## WORK TASK
All of the entries should be written out again exactly.

## ENTRIES PROVIDED
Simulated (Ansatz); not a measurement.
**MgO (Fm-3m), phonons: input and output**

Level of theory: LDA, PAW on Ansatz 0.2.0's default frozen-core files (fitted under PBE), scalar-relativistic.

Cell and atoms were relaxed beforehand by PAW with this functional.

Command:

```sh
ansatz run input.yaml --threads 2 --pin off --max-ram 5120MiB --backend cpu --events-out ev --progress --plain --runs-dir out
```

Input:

## TASK OUTPUT
Simulated (Ansatz); not a measurement.
**MgO (Fm-3m), phonons: input and output**

Level of theory: LDA, PAW on Ansatz 0.2.0's default frozen-core files (fitted under PBE), scalar-relativistic.

Cell and atoms were relaxed beforehand by PAW with this functional.

Command:

```sh
ansatz run input.yaml --threads 2 --pin off --max-ram 5120MiB --backend cpu --events-out ev --progress --plain --runs-dir out
```

Input:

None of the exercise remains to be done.